— WORK ORDER —
Below are records; reproduce exactly the lines from the first through the one containing "symmetry | x | y | z |".

-- -- --

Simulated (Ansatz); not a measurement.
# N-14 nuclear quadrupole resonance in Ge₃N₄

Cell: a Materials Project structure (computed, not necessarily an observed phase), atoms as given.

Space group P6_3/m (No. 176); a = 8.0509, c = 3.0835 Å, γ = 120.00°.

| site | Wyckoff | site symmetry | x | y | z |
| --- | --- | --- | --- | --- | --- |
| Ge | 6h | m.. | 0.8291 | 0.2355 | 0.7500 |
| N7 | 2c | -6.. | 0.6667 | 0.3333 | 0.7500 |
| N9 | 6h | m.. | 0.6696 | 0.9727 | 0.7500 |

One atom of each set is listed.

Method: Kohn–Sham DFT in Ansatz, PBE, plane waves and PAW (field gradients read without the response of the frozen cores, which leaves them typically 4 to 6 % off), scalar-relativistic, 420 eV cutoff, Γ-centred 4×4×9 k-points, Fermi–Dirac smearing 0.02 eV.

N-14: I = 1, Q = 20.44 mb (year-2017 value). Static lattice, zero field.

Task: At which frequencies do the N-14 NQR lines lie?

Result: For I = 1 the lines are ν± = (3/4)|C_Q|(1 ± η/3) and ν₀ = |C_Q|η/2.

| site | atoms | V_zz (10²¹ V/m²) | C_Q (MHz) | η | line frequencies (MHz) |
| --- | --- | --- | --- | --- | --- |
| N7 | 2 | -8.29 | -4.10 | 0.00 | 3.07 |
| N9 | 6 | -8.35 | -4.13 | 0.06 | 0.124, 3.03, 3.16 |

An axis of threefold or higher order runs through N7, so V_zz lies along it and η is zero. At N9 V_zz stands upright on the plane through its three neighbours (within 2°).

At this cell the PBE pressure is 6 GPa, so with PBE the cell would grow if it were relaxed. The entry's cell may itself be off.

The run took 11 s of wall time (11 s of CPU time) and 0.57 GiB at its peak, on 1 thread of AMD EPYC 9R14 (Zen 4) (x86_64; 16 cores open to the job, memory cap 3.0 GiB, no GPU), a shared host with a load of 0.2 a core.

-- -- --

— WORKED SOLUTION —
Simulated (Ansatz); not a measurement.
# N-14 nuclear quadrupole resonance in Ge₃N₄

Cell: a Materials Project structure (computed, not necessarily an observed phase), atoms as given.

Space group P6_3/m (No. 176); a = 8.0509, c = 3.0835 Å, γ = 120.00°.

| site | Wyckoff | site symmetry | x | y | z |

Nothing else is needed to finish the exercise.